| Assigned task |
A stretch of the entries below is to be set down exactly, running from the line with "# TePb and its" through the line with "Run with Ansatz 0.2.0, Python API.", both included, and no other line.

| Provided material |
= = =

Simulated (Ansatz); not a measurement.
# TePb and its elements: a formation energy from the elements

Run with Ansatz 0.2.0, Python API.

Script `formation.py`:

= = =

| Written reply |
# TePb and its elements: a formation energy from the elements

Run with Ansatz 0.2.0, Python API.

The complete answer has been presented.